▸ EXCERPTED RECORDS:
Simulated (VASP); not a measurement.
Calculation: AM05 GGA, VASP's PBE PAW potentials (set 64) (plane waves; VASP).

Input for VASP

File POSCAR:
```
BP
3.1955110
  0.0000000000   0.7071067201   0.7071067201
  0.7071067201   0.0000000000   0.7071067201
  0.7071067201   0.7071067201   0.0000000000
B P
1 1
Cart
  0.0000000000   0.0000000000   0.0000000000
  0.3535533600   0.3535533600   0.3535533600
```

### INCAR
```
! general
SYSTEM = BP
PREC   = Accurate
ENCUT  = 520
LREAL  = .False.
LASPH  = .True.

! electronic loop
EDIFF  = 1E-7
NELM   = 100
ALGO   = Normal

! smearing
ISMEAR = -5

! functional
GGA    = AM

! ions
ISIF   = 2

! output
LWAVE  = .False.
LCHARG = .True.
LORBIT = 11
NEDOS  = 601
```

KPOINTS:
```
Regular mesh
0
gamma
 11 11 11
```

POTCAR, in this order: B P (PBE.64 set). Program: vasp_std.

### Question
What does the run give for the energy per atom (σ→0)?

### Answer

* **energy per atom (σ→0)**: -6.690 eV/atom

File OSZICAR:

▸ WORK INSTRUCTION: Repeat the data exactly, with every line included.

▸ EXERCISE SOLUTION:
Simulated (VASP); not a measurement.
Calculation: AM05 GGA, VASP's PBE PAW potentials (set 64) (plane waves; VASP).

Input for VASP

File POSCAR:
```
BP
3.1955110
  0.0000000000   0.7071067201   0.7071067201
  0.7071067201   0.0000000000   0.7071067201
  0.7071067201   0.7071067201   0.0000000000
B P
1 1
Cart
  0.0000000000   0.0000000000   0.0000000000
  0.3535533600   0.3535533600   0.3535533600
```

### INCAR
```
! general
SYSTEM = BP
PREC   = Accurate
ENCUT  = 520
LREAL  = .False.
LASPH  = .True.

! electronic loop
EDIFF  = 1E-7
NELM   = 100
ALGO   = Normal

! smearing
ISMEAR = -5

! functional
GGA    = AM

! ions
ISIF   = 2

! output
LWAVE  = .False.
LCHARG = .True.
LORBIT = 11
NEDOS  = 601
```

KPOINTS:
```
Regular mesh
0
gamma
 11 11 11
```

POTCAR, in this order: B P (PBE.64 set). Program: vasp_std.

### Question
What does the run give for the energy per atom (σ→0)?

### Answer

* **energy per atom (σ→0)**: -6.690 eV/atom

File OSZICAR:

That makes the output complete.